▸ **Brief**
Start at the first line of the listing below. Write out each line exactly, stopping after the one that contains "Single point, LDA**".

▸ **Data listing**
========

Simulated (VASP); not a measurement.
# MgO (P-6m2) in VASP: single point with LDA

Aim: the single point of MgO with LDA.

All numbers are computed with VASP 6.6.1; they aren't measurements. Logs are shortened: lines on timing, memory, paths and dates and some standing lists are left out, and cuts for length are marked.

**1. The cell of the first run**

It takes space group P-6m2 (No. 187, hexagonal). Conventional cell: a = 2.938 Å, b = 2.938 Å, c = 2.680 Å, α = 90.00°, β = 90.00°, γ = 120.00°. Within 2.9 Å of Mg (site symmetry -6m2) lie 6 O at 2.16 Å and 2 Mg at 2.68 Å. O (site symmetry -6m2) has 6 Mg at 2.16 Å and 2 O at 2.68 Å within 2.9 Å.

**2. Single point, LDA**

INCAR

========

▸ **Your response**
Simulated (VASP); not a measurement.
# MgO (P-6m2) in VASP: single point with LDA

Aim: the single point of MgO with LDA.

All numbers are computed with VASP 6.6.1; they aren't measurements. Logs are shortened: lines on timing, memory, paths and dates and some standing lists are left out, and cuts for length are marked.

**1. The cell of the first run**

It takes space group P-6m2 (No. 187, hexagonal). Conventional cell: a = 2.938 Å, b = 2.938 Å, c = 2.680 Å, α = 90.00°, β = 90.00°, γ = 120.00°. Within 2.9 Å of Mg (site symmetry -6m2) lie 6 O at 2.16 Å and 2 Mg at 2.68 Å. O (site symmetry -6m2) has 6 Mg at 2.16 Å and 2 O at 2.68 Å within 2.9 Å.

**2. Single point, LDA**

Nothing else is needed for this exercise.